ACTIVITY:
Copy the records below word for word. Stop after the line that contains "(3) What ligand-field".

LISTED ENTRIES:
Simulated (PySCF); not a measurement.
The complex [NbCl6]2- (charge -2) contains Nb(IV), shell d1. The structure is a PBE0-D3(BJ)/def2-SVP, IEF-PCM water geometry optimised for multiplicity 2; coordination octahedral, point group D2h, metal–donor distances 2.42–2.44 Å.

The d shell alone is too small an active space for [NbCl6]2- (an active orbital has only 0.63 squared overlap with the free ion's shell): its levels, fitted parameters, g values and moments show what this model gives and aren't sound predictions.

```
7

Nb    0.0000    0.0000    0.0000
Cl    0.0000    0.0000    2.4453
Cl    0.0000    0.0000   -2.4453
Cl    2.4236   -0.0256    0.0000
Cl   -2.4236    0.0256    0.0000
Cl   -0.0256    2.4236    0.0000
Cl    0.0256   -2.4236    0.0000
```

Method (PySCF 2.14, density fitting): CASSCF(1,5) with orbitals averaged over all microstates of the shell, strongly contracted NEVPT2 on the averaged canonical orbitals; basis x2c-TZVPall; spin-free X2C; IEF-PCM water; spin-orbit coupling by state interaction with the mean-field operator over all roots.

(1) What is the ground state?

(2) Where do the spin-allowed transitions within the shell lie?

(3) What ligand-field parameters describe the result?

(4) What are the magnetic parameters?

WRITTEN ANSWER:
Simulated (PySCF); not a measurement.
The complex [NbCl6]2- (charge -2) contains Nb(IV), shell d1. The structure is a PBE0-D3(BJ)/def2-SVP, IEF-PCM water geometry optimised for multiplicity 2; coordination octahedral, point group D2h, metal–donor distances 2.42–2.44 Å.

The d shell alone is too small an active space for [NbCl6]2- (an active orbital has only 0.63 squared overlap with the free ion's shell): its levels, fitted parameters, g values and moments show what this model gives and aren't sound predictions.

```
7

Nb    0.0000    0.0000    0.0000
Cl    0.0000    0.0000    2.4453
Cl    0.0000    0.0000   -2.4453
Cl    2.4236   -0.0256    0.0000
Cl   -2.4236    0.0256    0.0000
Cl   -0.0256    2.4236    0.0000
Cl    0.0256   -2.4236    0.0000
```

Method (PySCF 2.14, density fitting): CASSCF(1,5) with orbitals averaged over all microstates of the shell, strongly contracted NEVPT2 on the averaged canonical orbitals; basis x2c-TZVPall; spin-free X2C; IEF-PCM water; spin-orbit coupling by state interaction with the mean-field operator over all roots.

(1) What is the ground state?

(2) Where do the spin-allowed transitions within the shell lie?

(3) What ligand-field parameters describe the result?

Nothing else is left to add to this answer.